Listed entries:
※ ※ ※
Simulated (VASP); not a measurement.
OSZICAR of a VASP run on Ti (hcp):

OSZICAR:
※ ※ ※

Word for word, write out every entry shown above.

Simulated (VASP); not a measurement.
OSZICAR of a VASP run on Ti (hcp):

OSZICAR:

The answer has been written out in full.